TASK ITEM: Find the line with "release 64 (As) |" in the entries below. Repeat it, every following line, and the line with "-2.92 | 21.99 |", exactly and with nothing added.

[[ PROVIDED RECORDS open ]]
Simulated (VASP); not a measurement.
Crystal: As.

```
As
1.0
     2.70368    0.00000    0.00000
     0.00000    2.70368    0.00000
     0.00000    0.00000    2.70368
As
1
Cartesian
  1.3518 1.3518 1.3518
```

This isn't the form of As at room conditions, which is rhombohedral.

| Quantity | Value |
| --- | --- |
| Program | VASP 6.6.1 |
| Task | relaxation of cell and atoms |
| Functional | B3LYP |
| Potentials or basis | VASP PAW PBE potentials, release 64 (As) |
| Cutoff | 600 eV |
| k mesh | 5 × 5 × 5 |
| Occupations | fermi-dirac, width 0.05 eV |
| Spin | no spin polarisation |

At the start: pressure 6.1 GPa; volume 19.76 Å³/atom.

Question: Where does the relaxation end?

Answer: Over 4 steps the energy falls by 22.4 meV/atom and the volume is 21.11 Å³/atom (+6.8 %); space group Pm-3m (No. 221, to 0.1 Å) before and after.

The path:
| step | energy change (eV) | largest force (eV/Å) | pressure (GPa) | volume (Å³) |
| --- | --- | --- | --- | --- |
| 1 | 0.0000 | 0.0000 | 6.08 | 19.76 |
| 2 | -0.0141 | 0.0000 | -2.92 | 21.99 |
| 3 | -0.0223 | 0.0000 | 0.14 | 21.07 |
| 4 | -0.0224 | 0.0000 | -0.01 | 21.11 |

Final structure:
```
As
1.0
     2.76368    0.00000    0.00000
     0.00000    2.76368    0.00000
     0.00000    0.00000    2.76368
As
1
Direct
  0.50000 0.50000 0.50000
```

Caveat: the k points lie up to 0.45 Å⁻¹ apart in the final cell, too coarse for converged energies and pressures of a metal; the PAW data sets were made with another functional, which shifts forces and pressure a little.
[[ PROVIDED RECORDS closed ]]

REPLY:
| Potentials or basis | VASP PAW PBE potentials, release 64 (As) |
| Cutoff | 600 eV |
| k mesh | 5 × 5 × 5 |
| Occupations | fermi-dirac, width 0.05 eV |
| Spin | no spin polarisation |

At the start: pressure 6.1 GPa; volume 19.76 Å³/atom.

Question: Where does the relaxation end?

Answer: Over 4 steps the energy falls by 22.4 meV/atom and the volume is 21.11 Å³/atom (+6.8 %); space group Pm-3m (No. 221, to 0.1 Å) before and after.

The path:
| step | energy change (eV) | largest force (eV/Å) | pressure (GPa) | volume (Å³) |
| --- | --- | --- | --- | --- |
| 1 | 0.0000 | 0.0000 | 6.08 | 19.76 |
| 2 | -0.0141 | 0.0000 | -2.92 | 21.99 |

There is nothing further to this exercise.